▸ **Task item**
From the listing below, retype exactly the line holding "17.234 | 18.1 |", the line holding "Worked fit of", and the lines between them; skip everything else.

▸ **Information supplied**
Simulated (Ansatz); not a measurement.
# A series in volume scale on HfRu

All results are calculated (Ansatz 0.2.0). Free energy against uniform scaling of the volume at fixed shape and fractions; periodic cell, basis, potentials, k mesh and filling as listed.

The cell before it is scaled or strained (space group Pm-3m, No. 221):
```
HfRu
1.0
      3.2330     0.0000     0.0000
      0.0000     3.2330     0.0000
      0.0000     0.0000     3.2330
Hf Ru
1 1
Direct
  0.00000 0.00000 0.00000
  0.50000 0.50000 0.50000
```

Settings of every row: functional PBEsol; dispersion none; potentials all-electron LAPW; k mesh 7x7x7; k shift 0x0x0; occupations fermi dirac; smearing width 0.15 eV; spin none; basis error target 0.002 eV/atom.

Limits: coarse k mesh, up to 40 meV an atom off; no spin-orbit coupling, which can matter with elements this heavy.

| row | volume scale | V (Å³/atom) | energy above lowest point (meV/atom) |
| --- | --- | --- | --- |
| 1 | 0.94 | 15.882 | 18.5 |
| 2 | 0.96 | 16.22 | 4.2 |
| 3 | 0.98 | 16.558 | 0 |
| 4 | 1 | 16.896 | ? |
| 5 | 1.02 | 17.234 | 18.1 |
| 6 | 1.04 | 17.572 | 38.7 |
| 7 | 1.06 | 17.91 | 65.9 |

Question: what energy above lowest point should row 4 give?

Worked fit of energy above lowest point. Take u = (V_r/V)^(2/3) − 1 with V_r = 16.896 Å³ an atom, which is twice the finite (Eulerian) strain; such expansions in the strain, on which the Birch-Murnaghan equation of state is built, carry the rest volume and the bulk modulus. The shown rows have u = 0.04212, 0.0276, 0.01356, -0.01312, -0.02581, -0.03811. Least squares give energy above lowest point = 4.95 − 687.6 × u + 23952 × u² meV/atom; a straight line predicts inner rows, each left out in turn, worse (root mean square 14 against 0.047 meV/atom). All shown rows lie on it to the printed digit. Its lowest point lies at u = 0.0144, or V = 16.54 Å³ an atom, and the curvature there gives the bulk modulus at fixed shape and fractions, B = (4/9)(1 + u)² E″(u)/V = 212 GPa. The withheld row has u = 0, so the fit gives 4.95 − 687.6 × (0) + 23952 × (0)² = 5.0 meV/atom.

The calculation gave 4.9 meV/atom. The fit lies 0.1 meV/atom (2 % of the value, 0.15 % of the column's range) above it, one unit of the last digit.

▸ **Answer section**
| 5 | 1.02 | 17.234 | 18.1 |
| 6 | 1.04 | 17.572 | 38.7 |
| 7 | 1.06 | 17.91 | 65.9 |

Question: what energy above lowest point should row 4 give?

Worked fit of energy above lowest point. Take u = (V_r/V)^(2/3) − 1 with V_r = 16.896 Å³ an atom, which is twice the finite (Eulerian) strain; such expansions in the strain, on which the Birch-Murnaghan equation of state is built, carry the rest volume and the bulk modulus. The shown rows have u = 0.04212, 0.0276, 0.01356, -0.01312, -0.02581, -0.03811. Least squares give energy above lowest point = 4.95 − 687.6 × u + 23952 × u² meV/atom; a straight line predicts inner rows, each left out in turn, worse (root mean square 14 against 0.047 meV/atom). All shown rows lie on it to the printed digit. Its lowest point lies at u = 0.0144, or V = 16.54 Å³ an atom, and the curvature there gives the bulk modulus at fixed shape and fractions, B = (4/9)(1 + u)² E″(u)/V = 212 GPa. The withheld row has u = 0, so the fit gives 4.95 − 687.6 × (0) + 23952 × (0)² = 5.0 meV/atom.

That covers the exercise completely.